PROVIDED MATERIAL =>
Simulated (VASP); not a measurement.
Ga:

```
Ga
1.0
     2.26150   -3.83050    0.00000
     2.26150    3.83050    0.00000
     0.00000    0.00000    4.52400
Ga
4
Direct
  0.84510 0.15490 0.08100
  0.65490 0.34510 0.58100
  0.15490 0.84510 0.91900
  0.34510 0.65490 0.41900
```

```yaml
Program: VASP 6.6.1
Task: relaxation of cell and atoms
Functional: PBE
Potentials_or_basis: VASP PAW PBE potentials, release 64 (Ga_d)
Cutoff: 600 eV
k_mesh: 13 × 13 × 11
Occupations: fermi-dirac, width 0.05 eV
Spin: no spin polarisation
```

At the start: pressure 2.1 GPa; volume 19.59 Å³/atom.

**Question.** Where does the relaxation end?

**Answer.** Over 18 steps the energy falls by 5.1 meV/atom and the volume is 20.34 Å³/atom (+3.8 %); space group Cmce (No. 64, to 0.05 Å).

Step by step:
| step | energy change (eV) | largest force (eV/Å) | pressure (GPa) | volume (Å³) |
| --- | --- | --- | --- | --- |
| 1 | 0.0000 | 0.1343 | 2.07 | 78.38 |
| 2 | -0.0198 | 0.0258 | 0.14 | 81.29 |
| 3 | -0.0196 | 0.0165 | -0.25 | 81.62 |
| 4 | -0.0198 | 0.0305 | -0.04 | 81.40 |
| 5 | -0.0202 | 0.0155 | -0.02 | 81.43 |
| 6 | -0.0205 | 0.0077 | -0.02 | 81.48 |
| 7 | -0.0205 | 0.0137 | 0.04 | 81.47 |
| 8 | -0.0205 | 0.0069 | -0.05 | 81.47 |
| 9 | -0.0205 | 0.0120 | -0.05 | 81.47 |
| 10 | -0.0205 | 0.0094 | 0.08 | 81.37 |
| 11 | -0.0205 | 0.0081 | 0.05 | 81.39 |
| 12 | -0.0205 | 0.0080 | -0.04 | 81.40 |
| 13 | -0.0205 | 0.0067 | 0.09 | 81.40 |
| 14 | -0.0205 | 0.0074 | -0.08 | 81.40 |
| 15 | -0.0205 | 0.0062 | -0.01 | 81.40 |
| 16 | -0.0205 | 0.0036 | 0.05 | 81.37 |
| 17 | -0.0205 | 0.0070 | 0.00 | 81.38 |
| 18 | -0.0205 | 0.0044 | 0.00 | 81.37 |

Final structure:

WORK TASK => Output exactly one stretch of the listing: from the line containing "2.07 | 78.38 |" through the line containing "0.04 | 81.47 |", both end lines included.

YOUR SOLUTION =>
| 1 | 0.0000 | 0.1343 | 2.07 | 78.38 |
| 2 | -0.0198 | 0.0258 | 0.14 | 81.29 |
| 3 | -0.0196 | 0.0165 | -0.25 | 81.62 |
| 4 | -0.0198 | 0.0305 | -0.04 | 81.40 |
| 5 | -0.0202 | 0.0155 | -0.02 | 81.43 |
| 6 | -0.0205 | 0.0077 | -0.02 | 81.48 |
| 7 | -0.0205 | 0.0137 | 0.04 | 81.47 |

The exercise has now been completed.